##############################

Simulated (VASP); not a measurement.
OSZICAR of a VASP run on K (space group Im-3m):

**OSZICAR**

##############################

__ASSIGNMENT__. Repeat the records above exactly as they appear.

__ANSWER SECTION__.
Simulated (VASP); not a measurement.
OSZICAR of a VASP run on K (space group Im-3m):

**OSZICAR**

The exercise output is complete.